In the records below, find the line that contains "volume (Å³) |" and the line that contains "-10.8042 | 0.0020 | 138.86 |", then retype exactly those two lines and every line between them.

↓
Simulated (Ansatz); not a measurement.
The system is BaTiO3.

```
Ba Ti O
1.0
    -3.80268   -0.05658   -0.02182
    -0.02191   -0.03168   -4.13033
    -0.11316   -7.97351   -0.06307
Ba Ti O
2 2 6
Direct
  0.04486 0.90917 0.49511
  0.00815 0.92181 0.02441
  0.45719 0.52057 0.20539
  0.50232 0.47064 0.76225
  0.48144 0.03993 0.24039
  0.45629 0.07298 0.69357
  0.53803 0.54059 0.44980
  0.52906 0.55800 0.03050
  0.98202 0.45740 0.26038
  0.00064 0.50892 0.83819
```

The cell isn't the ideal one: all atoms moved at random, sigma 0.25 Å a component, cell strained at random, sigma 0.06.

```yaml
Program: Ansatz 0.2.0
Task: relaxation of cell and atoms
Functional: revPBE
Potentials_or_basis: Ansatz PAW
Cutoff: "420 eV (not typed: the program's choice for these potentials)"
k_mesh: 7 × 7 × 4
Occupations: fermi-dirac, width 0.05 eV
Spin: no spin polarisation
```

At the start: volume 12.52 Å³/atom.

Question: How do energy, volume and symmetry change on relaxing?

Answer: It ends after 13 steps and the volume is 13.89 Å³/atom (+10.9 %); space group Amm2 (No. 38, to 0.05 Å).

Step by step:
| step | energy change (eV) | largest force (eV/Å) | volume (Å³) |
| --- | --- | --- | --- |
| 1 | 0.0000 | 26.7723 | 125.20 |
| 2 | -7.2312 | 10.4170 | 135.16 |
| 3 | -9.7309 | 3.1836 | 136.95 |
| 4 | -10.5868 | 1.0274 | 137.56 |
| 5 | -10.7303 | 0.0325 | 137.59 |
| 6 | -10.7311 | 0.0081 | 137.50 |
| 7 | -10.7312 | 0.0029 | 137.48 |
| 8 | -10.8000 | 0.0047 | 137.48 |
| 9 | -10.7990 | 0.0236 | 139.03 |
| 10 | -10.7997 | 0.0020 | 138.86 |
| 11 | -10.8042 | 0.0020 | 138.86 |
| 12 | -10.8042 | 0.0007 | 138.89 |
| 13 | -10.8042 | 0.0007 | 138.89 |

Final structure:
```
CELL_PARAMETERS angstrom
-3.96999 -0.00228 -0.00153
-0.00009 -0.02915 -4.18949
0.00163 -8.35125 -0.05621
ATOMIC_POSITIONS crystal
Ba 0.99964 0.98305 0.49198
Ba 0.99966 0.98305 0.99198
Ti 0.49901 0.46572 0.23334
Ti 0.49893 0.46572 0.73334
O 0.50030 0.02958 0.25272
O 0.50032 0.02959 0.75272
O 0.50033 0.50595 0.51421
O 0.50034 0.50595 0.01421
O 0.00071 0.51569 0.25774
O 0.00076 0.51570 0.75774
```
↑

Result:
| step | energy change (eV) | largest force (eV/Å) | volume (Å³) |
| --- | --- | --- | --- |
| 1 | 0.0000 | 26.7723 | 125.20 |
| 2 | -7.2312 | 10.4170 | 135.16 |
| 3 | -9.7309 | 3.1836 | 136.95 |
| 4 | -10.5868 | 1.0274 | 137.56 |
| 5 | -10.7303 | 0.0325 | 137.59 |
| 6 | -10.7311 | 0.0081 | 137.50 |
| 7 | -10.7312 | 0.0029 | 137.48 |
| 8 | -10.8000 | 0.0047 | 137.48 |
| 9 | -10.7990 | 0.0236 | 139.03 |
| 10 | -10.7997 | 0.0020 | 138.86 |
| 11 | -10.8042 | 0.0020 | 138.86 |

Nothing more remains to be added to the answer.